ACTIVITY
Copy the records below word for word. Stop after the line that contains "- k mesh: 4 × 4 × 3".

RECORDED INFORMATION
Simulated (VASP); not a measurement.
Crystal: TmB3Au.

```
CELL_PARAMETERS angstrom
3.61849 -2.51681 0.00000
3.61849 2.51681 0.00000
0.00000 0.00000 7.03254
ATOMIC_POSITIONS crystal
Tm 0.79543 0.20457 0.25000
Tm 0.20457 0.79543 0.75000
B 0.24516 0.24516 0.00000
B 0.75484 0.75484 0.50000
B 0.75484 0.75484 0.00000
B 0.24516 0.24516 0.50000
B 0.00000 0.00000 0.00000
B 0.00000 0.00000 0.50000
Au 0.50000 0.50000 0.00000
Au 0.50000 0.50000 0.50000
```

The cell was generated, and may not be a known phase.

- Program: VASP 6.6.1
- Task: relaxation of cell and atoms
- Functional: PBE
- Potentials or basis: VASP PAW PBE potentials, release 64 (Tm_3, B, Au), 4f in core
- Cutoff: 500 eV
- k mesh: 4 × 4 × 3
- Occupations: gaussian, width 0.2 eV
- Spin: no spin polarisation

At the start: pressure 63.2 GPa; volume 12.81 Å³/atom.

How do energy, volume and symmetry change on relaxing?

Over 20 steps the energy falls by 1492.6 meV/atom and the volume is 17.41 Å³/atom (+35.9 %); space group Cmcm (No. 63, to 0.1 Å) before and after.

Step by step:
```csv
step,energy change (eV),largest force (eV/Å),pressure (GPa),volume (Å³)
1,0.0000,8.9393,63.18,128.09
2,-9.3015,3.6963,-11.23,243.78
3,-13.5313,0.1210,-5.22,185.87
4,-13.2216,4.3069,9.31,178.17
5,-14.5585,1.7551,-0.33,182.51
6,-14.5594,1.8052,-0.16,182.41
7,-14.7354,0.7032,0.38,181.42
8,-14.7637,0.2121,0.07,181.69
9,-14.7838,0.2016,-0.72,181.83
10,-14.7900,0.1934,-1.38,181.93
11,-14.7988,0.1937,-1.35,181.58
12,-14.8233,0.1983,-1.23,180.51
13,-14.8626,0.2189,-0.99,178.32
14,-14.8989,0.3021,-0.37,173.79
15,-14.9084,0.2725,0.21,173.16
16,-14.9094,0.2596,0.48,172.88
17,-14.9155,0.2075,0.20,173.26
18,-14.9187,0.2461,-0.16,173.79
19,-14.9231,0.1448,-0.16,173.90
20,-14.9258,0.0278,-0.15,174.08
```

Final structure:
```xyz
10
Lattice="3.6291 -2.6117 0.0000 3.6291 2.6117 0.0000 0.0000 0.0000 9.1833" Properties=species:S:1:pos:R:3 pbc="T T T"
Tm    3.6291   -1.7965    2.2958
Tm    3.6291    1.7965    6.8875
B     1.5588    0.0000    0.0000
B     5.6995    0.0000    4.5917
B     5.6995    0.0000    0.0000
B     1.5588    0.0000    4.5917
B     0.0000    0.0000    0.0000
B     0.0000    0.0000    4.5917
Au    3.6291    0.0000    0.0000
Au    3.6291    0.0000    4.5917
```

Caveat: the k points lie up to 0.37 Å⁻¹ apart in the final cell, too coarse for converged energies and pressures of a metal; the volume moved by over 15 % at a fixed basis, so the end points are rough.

TASK RESPONSE
Simulated (VASP); not a measurement.
Crystal: TmB3Au.

```
CELL_PARAMETERS angstrom
3.61849 -2.51681 0.00000
3.61849 2.51681 0.00000
0.00000 0.00000 7.03254
ATOMIC_POSITIONS crystal
Tm 0.79543 0.20457 0.25000
Tm 0.20457 0.79543 0.75000
B 0.24516 0.24516 0.00000
B 0.75484 0.75484 0.50000
B 0.75484 0.75484 0.00000
B 0.24516 0.24516 0.50000
B 0.00000 0.00000 0.00000
B 0.00000 0.00000 0.50000
Au 0.50000 0.50000 0.00000
Au 0.50000 0.50000 0.50000
```

The cell was generated, and may not be a known phase.

- Program: VASP 6.6.1
- Task: relaxation of cell and atoms
- Functional: PBE
- Potentials or basis: VASP PAW PBE potentials, release 64 (Tm_3, B, Au), 4f in core
- Cutoff: 500 eV
- k mesh: 4 × 4 × 3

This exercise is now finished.